────
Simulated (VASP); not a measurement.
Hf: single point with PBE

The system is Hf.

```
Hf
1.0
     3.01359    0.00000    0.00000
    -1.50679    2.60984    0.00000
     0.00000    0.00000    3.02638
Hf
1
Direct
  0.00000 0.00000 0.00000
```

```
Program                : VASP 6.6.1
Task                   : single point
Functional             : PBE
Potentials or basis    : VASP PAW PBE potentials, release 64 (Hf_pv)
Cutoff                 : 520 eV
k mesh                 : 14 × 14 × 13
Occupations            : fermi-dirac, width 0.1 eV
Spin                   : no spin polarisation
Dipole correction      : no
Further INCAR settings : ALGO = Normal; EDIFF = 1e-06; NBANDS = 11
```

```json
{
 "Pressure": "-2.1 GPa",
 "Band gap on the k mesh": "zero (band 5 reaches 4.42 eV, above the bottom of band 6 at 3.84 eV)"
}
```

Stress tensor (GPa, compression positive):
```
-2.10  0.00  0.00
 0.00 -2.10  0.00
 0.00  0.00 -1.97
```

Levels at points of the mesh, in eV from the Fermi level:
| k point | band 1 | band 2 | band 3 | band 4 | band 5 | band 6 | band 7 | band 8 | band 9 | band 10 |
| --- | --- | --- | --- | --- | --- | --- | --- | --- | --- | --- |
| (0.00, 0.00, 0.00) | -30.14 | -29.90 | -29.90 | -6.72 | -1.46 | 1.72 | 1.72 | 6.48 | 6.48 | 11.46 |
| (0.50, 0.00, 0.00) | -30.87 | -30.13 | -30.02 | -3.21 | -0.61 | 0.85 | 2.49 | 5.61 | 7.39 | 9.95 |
────

» **ASSIGNMENT**
Reproduce all of the listing, exactly as given.

» **REPLY**
Simulated (VASP); not a measurement.
Hf: single point with PBE

The system is Hf.

```
Hf
1.0
     3.01359    0.00000    0.00000
    -1.50679    2.60984    0.00000
     0.00000    0.00000    3.02638
Hf
1
Direct
  0.00000 0.00000 0.00000
```

```
Program                : VASP 6.6.1
Task                   : single point
Functional             : PBE
Potentials or basis    : VASP PAW PBE potentials, release 64 (Hf_pv)
Cutoff                 : 520 eV
k mesh                 : 14 × 14 × 13
Occupations            : fermi-dirac, width 0.1 eV
Spin                   : no spin polarisation
Dipole correction      : no
Further INCAR settings : ALGO = Normal; EDIFF = 1e-06; NBANDS = 11
```

```json
{
 "Pressure": "-2.1 GPa",
 "Band gap on the k mesh": "zero (band 5 reaches 4.42 eV, above the bottom of band 6 at 3.84 eV)"
}
```

Stress tensor (GPa, compression positive):
```
-2.10  0.00  0.00
 0.00 -2.10  0.00
 0.00  0.00 -1.97
```

Levels at points of the mesh, in eV from the Fermi level:
| k point | band 1 | band 2 | band 3 | band 4 | band 5 | band 6 | band 7 | band 8 | band 9 | band 10 |
| --- | --- | --- | --- | --- | --- | --- | --- | --- | --- | --- |
| (0.00, 0.00, 0.00) | -30.14 | -29.90 | -29.90 | -6.72 | -1.46 | 1.72 | 1.72 | 6.48 | 6.48 | 11.46 |
| (0.50, 0.00, 0.00) | -30.87 | -30.13 | -30.02 | -3.21 | -0.61 | 0.85 | 2.49 | 5.61 | 7.39 | 9.95 |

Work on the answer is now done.